### The data

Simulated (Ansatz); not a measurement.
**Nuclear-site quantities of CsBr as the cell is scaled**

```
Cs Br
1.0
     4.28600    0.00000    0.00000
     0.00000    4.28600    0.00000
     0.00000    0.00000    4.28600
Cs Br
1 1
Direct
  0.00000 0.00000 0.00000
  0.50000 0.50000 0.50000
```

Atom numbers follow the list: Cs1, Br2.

######

Exercise.
Your job is to print all of the material again, word for word.

Task response.
Simulated (Ansatz); not a measurement.
**Nuclear-site quantities of CsBr as the cell is scaled**

```
Cs Br
1.0
     4.28600    0.00000    0.00000
     0.00000    4.28600    0.00000
     0.00000    0.00000    4.28600
Cs Br
1 1
Direct
  0.00000 0.00000 0.00000
  0.50000 0.50000 0.50000
```

Atom numbers follow the list: Cs1, Br2.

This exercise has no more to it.